Data for review:
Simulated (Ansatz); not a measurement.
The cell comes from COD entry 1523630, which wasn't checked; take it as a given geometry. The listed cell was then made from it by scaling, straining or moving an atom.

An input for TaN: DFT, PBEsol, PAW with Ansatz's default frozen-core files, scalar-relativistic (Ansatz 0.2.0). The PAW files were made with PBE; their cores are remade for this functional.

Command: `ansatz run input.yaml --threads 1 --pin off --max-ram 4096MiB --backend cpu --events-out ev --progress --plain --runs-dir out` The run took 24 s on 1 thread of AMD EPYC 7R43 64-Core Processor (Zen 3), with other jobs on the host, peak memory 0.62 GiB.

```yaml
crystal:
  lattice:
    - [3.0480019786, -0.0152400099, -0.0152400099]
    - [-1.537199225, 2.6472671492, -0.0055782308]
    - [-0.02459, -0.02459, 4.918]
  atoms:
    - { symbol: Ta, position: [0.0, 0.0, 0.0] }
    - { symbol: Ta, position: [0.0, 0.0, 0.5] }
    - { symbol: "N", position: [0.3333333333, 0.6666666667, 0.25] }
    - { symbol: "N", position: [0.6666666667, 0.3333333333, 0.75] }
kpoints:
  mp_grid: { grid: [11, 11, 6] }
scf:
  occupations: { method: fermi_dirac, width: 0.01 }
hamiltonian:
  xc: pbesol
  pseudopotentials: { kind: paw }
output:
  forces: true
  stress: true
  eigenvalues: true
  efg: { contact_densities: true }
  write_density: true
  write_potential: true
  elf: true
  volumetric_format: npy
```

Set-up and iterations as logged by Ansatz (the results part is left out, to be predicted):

Brief: All lines from the first line of the listing above through the line containing "An input for" are to be retyped exactly. Leave out any other line.

Written solution:
Simulated (Ansatz); not a measurement.
The cell comes from COD entry 1523630, which wasn't checked; take it as a given geometry. The listed cell was then made from it by scaling, straining or moving an atom.

An input for TaN: DFT, PBEsol, PAW with Ansatz's default frozen-core files, scalar-relativistic (Ansatz 0.2.0). The PAW files were made with PBE; their cores are remade for this functional.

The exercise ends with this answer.